> ACTION ITEM
Copy the entries exactly, through the "how much memory?" line.

> SOURCE MATERIAL
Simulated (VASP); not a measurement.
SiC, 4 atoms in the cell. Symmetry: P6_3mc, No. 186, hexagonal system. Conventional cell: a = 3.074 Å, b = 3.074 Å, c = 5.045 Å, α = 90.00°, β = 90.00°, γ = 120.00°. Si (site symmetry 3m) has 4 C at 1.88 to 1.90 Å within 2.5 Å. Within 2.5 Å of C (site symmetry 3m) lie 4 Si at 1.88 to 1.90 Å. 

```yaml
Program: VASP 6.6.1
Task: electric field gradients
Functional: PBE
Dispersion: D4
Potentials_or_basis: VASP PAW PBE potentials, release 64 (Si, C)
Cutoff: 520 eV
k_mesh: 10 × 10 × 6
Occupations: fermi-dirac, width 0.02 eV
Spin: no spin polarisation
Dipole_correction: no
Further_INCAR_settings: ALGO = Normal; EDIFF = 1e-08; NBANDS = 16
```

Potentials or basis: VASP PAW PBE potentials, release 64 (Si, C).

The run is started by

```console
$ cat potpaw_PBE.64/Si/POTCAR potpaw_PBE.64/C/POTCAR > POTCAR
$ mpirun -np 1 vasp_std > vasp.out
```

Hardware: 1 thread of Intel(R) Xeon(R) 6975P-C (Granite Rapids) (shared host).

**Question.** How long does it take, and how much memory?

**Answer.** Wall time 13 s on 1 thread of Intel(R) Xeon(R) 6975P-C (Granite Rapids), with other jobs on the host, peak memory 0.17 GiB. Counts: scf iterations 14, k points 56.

> TASK ANSWER
Simulated (VASP); not a measurement.
SiC, 4 atoms in the cell. Symmetry: P6_3mc, No. 186, hexagonal system. Conventional cell: a = 3.074 Å, b = 3.074 Å, c = 5.045 Å, α = 90.00°, β = 90.00°, γ = 120.00°. Si (site symmetry 3m) has 4 C at 1.88 to 1.90 Å within 2.5 Å. Within 2.5 Å of C (site symmetry 3m) lie 4 Si at 1.88 to 1.90 Å. 

```yaml
Program: VASP 6.6.1
Task: electric field gradients
Functional: PBE
Dispersion: D4
Potentials_or_basis: VASP PAW PBE potentials, release 64 (Si, C)
Cutoff: 520 eV
k_mesh: 10 × 10 × 6
Occupations: fermi-dirac, width 0.02 eV
Spin: no spin polarisation
Dipole_correction: no
Further_INCAR_settings: ALGO = Normal; EDIFF = 1e-08; NBANDS = 16
```

Potentials or basis: VASP PAW PBE potentials, release 64 (Si, C).

The run is started by

```console
$ cat potpaw_PBE.64/Si/POTCAR potpaw_PBE.64/C/POTCAR > POTCAR
$ mpirun -np 1 vasp_std > vasp.out
```

Hardware: 1 thread of Intel(R) Xeon(R) 6975P-C (Granite Rapids) (shared host).

**Question.** How long does it take, and how much memory?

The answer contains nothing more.